Assignment ::
Include in the output exactly the lines from the opening of the data through the line containing "Q: How long", and nothing more.

Dataset content ::
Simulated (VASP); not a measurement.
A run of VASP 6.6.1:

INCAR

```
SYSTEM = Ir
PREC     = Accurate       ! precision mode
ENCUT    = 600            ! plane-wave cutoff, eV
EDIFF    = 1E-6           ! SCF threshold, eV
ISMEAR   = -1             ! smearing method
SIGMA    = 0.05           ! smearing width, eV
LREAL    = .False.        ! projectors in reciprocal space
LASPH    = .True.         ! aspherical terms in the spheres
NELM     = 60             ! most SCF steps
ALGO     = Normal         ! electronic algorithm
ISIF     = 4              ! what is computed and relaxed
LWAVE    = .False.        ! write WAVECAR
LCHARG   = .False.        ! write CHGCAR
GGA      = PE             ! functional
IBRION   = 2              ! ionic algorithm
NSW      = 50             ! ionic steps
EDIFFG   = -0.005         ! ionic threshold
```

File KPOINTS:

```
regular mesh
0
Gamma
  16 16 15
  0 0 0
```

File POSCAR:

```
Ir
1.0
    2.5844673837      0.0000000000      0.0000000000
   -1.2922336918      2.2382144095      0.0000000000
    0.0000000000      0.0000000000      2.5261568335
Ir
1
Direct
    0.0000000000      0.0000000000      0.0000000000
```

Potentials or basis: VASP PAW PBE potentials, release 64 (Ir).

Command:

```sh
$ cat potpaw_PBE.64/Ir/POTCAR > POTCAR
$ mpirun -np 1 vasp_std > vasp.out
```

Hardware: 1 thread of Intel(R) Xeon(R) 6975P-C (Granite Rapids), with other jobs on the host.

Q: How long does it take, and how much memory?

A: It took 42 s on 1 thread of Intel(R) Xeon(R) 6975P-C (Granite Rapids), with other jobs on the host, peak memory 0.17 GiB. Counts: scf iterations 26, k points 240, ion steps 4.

Task answer ::
Simulated (VASP); not a measurement.
A run of VASP 6.6.1:

INCAR

```
SYSTEM = Ir
PREC     = Accurate       ! precision mode
ENCUT    = 600            ! plane-wave cutoff, eV
EDIFF    = 1E-6           ! SCF threshold, eV
ISMEAR   = -1             ! smearing method
SIGMA    = 0.05           ! smearing width, eV
LREAL    = .False.        ! projectors in reciprocal space
LASPH    = .True.         ! aspherical terms in the spheres
NELM     = 60             ! most SCF steps
ALGO     = Normal         ! electronic algorithm
ISIF     = 4              ! what is computed and relaxed
LWAVE    = .False.        ! write WAVECAR
LCHARG   = .False.        ! write CHGCAR
GGA      = PE             ! functional
IBRION   = 2              ! ionic algorithm
NSW      = 50             ! ionic steps
EDIFFG   = -0.005         ! ionic threshold
```

File KPOINTS:

```
regular mesh
0
Gamma
  16 16 15
  0 0 0
```

File POSCAR:

```
Ir
1.0
    2.5844673837      0.0000000000      0.0000000000
   -1.2922336918      2.2382144095      0.0000000000
    0.0000000000      0.0000000000      2.5261568335
Ir
1
Direct
    0.0000000000      0.0000000000      0.0000000000
```

Potentials or basis: VASP PAW PBE potentials, release 64 (Ir).

Command:

```sh
$ cat potpaw_PBE.64/Ir/POTCAR > POTCAR
$ mpirun -np 1 vasp_std > vasp.out
```

Hardware: 1 thread of Intel(R) Xeon(R) 6975P-C (Granite Rapids), with other jobs on the host.

Q: How long does it take, and how much memory?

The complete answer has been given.